Reproduce the entries below exactly, but only from the line containing "Shapes, held fixed" to the line containing "Task: Estimate ΔE of this reaction.", inclusive.

**Data for review**
************
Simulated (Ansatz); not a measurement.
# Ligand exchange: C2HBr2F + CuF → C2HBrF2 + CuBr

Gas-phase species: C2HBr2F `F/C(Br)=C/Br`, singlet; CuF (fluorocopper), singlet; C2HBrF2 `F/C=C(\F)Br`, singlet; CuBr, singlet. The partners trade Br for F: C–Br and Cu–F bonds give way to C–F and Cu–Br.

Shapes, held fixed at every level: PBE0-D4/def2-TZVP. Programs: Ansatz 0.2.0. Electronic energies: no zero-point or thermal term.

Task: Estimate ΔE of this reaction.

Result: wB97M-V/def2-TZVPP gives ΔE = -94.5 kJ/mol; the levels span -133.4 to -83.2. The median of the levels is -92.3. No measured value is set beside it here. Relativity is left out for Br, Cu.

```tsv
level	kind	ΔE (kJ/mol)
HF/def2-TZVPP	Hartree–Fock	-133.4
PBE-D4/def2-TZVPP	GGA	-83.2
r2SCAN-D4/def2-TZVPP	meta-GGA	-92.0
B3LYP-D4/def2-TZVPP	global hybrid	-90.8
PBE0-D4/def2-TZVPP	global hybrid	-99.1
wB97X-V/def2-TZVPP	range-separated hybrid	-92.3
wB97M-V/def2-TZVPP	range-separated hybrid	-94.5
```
************

**Written answer**
Shapes, held fixed at every level: PBE0-D4/def2-TZVP. Programs: Ansatz 0.2.0. Electronic energies: no zero-point or thermal term.

Task: Estimate ΔE of this reaction.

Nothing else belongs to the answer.